**Data for review**
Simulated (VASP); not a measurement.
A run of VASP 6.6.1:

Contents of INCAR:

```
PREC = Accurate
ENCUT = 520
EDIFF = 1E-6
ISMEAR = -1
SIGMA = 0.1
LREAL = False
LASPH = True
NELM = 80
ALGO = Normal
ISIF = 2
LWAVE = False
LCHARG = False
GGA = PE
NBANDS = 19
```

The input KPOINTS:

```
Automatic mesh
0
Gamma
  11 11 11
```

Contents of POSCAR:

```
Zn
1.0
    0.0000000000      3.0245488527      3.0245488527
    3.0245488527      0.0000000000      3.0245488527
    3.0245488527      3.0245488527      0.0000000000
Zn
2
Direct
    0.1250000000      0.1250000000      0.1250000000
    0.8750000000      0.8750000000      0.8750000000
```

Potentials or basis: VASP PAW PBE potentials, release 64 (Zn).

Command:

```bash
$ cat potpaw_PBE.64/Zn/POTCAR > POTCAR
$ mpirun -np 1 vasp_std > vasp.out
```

**Assignment**
Every line above should be duplicated exactly as it stands.

**Exercise response**
Simulated (VASP); not a measurement.
A run of VASP 6.6.1:

Contents of INCAR:

```
PREC = Accurate
ENCUT = 520
EDIFF = 1E-6
ISMEAR = -1
SIGMA = 0.1
LREAL = False
LASPH = True
NELM = 80
ALGO = Normal
ISIF = 2
LWAVE = False
LCHARG = False
GGA = PE
NBANDS = 19
```

The input KPOINTS:

```
Automatic mesh
0
Gamma
  11 11 11
```

Contents of POSCAR:

```
Zn
1.0
    0.0000000000      3.0245488527      3.0245488527
    3.0245488527      0.0000000000      3.0245488527
    3.0245488527      3.0245488527      0.0000000000
Zn
2
Direct
    0.1250000000      0.1250000000      0.1250000000
    0.8750000000      0.8750000000      0.8750000000
```

Potentials or basis: VASP PAW PBE potentials, release 64 (Zn).

Command:

```bash
$ cat potpaw_PBE.64/Zn/POTCAR > POTCAR
$ mpirun -np 1 vasp_std > vasp.out
```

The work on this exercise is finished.